• REQUIREMENT: Verbatim, and with nothing else, reproduce the data below from its first line through the line containing "How well do".

====== SUPPLIED INFORMATION
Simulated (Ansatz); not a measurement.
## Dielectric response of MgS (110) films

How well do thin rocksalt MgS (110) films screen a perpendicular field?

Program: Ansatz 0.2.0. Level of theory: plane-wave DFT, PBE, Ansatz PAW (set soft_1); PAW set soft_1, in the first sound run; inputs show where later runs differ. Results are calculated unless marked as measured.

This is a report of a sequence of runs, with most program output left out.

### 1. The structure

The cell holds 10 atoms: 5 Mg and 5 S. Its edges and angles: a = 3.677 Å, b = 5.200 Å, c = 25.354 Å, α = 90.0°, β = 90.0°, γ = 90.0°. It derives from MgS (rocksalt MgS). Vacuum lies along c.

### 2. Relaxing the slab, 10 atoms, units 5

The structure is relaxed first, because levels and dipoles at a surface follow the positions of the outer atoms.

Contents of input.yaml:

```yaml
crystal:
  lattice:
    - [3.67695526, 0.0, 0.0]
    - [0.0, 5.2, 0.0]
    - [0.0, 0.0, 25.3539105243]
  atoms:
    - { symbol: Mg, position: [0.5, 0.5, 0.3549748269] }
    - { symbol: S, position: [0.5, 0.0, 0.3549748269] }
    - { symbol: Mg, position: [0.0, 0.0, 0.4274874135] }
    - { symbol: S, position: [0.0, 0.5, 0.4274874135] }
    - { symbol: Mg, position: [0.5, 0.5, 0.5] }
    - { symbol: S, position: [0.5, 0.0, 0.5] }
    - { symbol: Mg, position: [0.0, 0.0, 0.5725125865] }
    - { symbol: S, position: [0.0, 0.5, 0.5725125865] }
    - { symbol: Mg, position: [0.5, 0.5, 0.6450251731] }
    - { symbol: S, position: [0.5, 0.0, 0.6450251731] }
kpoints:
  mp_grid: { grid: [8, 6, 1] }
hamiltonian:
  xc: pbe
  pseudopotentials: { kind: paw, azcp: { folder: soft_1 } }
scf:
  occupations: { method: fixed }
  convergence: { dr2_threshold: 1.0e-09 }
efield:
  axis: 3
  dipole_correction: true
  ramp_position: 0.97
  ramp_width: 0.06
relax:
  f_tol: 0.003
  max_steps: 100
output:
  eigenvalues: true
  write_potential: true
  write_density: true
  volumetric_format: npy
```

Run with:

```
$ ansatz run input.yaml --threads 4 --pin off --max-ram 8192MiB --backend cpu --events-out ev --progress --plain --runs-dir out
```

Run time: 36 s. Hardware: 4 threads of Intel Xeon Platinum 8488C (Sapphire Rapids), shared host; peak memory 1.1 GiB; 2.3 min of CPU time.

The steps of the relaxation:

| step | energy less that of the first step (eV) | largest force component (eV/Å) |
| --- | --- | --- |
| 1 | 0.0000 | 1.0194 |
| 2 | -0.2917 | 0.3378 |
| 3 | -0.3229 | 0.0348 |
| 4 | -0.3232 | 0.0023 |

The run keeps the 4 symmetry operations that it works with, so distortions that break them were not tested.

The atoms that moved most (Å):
============

• EXERCISE OUTPUT:
Simulated (Ansatz); not a measurement.
## Dielectric response of MgS (110) films

How well do thin rocksalt MgS (110) films screen a perpendicular field?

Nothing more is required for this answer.